═════ DATASET EXTRACT ═════

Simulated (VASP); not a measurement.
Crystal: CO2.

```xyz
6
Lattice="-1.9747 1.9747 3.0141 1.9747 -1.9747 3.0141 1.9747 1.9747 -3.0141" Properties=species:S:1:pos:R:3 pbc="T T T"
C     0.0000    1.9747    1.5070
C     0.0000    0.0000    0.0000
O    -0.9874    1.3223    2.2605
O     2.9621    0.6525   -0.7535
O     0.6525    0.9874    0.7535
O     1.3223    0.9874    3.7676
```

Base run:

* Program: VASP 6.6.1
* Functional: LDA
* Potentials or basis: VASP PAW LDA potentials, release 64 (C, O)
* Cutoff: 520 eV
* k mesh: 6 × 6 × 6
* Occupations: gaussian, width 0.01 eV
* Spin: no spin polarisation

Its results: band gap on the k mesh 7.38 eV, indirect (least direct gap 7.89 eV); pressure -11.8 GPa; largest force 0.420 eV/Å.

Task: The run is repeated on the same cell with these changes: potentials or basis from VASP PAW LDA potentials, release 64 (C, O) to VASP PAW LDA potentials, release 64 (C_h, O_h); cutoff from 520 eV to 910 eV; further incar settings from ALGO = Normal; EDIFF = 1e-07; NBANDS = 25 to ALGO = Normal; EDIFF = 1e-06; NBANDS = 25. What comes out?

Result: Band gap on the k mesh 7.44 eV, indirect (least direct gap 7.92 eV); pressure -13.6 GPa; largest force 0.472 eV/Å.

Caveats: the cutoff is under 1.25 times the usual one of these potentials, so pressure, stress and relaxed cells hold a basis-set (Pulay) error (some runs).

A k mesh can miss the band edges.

═════

--- WORK ITEM ---
Send back exactly, with nothing added, the lines from the first line of the material above through the line holding "Caveats: the cutoff"; both ends are included.

--- RESPONSE BOX ---
Simulated (VASP); not a measurement.
Crystal: CO2.

```xyz
6
Lattice="-1.9747 1.9747 3.0141 1.9747 -1.9747 3.0141 1.9747 1.9747 -3.0141" Properties=species:S:1:pos:R:3 pbc="T T T"
C     0.0000    1.9747    1.5070
C     0.0000    0.0000    0.0000
O    -0.9874    1.3223    2.2605
O     2.9621    0.6525   -0.7535
O     0.6525    0.9874    0.7535
O     1.3223    0.9874    3.7676
```

Base run:

* Program: VASP 6.6.1
* Functional: LDA
* Potentials or basis: VASP PAW LDA potentials, release 64 (C, O)
* Cutoff: 520 eV
* k mesh: 6 × 6 × 6
* Occupations: gaussian, width 0.01 eV
* Spin: no spin polarisation

Its results: band gap on the k mesh 7.38 eV, indirect (least direct gap 7.89 eV); pressure -11.8 GPa; largest force 0.420 eV/Å.

Task: The run is repeated on the same cell with these changes: potentials or basis from VASP PAW LDA potentials, release 64 (C, O) to VASP PAW LDA potentials, release 64 (C_h, O_h); cutoff from 520 eV to 910 eV; further incar settings from ALGO = Normal; EDIFF = 1e-07; NBANDS = 25 to ALGO = Normal; EDIFF = 1e-06; NBANDS = 25. What comes out?

Result: Band gap on the k mesh 7.44 eV, indirect (least direct gap 7.92 eV); pressure -13.6 GPa; largest force 0.472 eV/Å.

Caveats: the cutoff is under 1.25 times the usual one of these potentials, so pressure, stress and relaxed cells hold a basis-set (Pulay) error (some runs).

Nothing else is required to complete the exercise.